> [WORK INSTRUCTION]: Once the line containing "Runs on WSe3." has been copied, stop; copy every line before it exactly, beginning with the first line of the material below.

> [DATA UNDER STUDY]:
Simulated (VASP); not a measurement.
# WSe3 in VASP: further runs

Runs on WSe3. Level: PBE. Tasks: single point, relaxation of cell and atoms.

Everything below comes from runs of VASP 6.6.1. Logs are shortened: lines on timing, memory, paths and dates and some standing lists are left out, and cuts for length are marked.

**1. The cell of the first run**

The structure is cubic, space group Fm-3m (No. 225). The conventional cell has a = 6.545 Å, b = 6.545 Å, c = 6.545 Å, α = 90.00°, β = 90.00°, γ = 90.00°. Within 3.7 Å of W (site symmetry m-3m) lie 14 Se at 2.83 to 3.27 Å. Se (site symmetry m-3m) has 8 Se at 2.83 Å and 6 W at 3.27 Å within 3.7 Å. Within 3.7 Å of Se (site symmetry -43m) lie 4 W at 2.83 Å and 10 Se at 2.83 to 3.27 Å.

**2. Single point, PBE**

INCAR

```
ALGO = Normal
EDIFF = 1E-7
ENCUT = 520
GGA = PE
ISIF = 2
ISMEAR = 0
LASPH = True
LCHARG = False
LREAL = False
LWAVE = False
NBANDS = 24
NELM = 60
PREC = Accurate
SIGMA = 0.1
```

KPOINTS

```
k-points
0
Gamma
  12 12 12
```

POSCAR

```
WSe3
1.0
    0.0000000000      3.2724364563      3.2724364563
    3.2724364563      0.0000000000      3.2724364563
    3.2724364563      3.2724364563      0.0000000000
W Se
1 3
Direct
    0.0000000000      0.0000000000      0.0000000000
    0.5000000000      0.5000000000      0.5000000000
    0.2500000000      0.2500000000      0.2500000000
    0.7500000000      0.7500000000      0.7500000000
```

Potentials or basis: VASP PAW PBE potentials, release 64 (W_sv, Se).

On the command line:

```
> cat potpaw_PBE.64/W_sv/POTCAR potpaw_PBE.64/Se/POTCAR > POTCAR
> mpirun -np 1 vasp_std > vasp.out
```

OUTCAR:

> [RESULT]:
Simulated (VASP); not a measurement.
# WSe3 in VASP: further runs

Runs on WSe3. Level: PBE. Tasks: single point, relaxation of cell and atoms.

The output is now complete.